__Data section__.

━━━━

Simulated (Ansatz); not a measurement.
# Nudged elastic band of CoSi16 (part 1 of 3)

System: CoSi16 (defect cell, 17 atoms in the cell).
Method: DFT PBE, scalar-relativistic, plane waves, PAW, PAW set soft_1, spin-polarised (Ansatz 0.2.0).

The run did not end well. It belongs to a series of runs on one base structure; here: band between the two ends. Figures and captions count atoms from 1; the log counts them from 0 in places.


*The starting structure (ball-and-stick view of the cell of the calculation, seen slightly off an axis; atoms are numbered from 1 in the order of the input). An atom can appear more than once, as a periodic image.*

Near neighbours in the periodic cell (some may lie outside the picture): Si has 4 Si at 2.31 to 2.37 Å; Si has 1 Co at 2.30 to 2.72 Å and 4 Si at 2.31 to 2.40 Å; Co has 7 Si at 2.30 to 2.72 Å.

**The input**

━━━━

__Task item__. Quote the records above exactly, from the first line through the line containing "Near neighbours in", and nothing more.

__Task solution__.
Simulated (Ansatz); not a measurement.
# Nudged elastic band of CoSi16 (part 1 of 3)

System: CoSi16 (defect cell, 17 atoms in the cell).
Method: DFT PBE, scalar-relativistic, plane waves, PAW, PAW set soft_1, spin-polarised (Ansatz 0.2.0).

The run did not end well. It belongs to a series of runs on one base structure; here: band between the two ends. Figures and captions count atoms from 1; the log counts them from 0 in places.


*The starting structure (ball-and-stick view of the cell of the calculation, seen slightly off an axis; atoms are numbered from 1 in the order of the input). An atom can appear more than once, as a periodic image.*

Near neighbours in the periodic cell (some may lie outside the picture): Si has 4 Si at 2.31 to 2.37 Å; Si has 1 Co at 2.30 to 2.72 Å and 4 Si at 2.31 to 2.40 Å; Co has 7 Si at 2.30 to 2.72 Å.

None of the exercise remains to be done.